▸ **Data records**
== Segment start ==
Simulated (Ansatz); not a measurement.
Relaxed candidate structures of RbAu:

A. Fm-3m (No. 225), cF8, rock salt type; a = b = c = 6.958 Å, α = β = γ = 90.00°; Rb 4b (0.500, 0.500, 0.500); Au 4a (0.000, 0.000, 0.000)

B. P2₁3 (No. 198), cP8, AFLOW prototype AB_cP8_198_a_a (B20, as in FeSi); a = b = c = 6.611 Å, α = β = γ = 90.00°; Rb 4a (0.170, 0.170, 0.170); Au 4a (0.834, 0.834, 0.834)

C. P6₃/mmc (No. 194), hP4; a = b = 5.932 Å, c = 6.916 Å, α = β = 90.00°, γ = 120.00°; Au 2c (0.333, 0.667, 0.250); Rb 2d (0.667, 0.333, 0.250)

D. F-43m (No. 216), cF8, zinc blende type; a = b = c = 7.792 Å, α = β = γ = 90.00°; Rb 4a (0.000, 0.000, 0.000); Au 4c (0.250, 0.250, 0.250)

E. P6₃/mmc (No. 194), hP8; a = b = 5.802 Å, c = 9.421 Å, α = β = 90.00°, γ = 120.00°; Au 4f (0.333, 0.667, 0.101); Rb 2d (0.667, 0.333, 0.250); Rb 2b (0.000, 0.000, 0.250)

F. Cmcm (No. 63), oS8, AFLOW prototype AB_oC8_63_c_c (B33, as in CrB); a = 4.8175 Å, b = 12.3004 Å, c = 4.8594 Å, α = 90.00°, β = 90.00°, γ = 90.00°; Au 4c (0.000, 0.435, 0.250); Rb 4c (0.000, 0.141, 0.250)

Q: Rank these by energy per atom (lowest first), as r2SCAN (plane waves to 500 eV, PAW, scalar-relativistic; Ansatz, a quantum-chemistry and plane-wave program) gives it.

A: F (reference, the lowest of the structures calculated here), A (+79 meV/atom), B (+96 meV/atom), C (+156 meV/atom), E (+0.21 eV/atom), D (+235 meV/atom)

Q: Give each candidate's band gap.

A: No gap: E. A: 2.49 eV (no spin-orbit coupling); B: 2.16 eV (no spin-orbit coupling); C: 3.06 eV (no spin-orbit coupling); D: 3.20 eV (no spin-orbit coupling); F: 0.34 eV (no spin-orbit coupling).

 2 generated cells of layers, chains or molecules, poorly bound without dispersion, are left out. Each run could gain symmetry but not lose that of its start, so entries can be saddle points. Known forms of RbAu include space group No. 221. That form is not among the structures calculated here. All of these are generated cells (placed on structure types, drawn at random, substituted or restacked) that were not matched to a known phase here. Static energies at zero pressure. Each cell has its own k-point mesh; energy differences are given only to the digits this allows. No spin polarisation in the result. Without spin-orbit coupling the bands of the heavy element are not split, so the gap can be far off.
== Segment end ==

Repeat, exactly and only, the lines from the beginning of the material through the line that contains "F. Cmcm (No.".

Simulated (Ansatz); not a measurement.
Relaxed candidate structures of RbAu:

A. Fm-3m (No. 225), cF8, rock salt type; a = b = c = 6.958 Å, α = β = γ = 90.00°; Rb 4b (0.500, 0.500, 0.500); Au 4a (0.000, 0.000, 0.000)

B. P2₁3 (No. 198), cP8, AFLOW prototype AB_cP8_198_a_a (B20, as in FeSi); a = b = c = 6.611 Å, α = β = γ = 90.00°; Rb 4a (0.170, 0.170, 0.170); Au 4a (0.834, 0.834, 0.834)

C. P6₃/mmc (No. 194), hP4; a = b = 5.932 Å, c = 6.916 Å, α = β = 90.00°, γ = 120.00°; Au 2c (0.333, 0.667, 0.250); Rb 2d (0.667, 0.333, 0.250)

D. F-43m (No. 216), cF8, zinc blende type; a = b = c = 7.792 Å, α = β = γ = 90.00°; Rb 4a (0.000, 0.000, 0.000); Au 4c (0.250, 0.250, 0.250)

E. P6₃/mmc (No. 194), hP8; a = b = 5.802 Å, c = 9.421 Å, α = β = 90.00°, γ = 120.00°; Au 4f (0.333, 0.667, 0.101); Rb 2d (0.667, 0.333, 0.250); Rb 2b (0.000, 0.000, 0.250)

F. Cmcm (No. 63), oS8, AFLOW prototype AB_oC8_63_c_c (B33, as in CrB); a = 4.8175 Å, b = 12.3004 Å, c = 4.8594 Å, α = 90.00°, β = 90.00°, γ = 90.00°; Au 4c (0.000, 0.435, 0.250); Rb 4c (0.000, 0.141, 0.250)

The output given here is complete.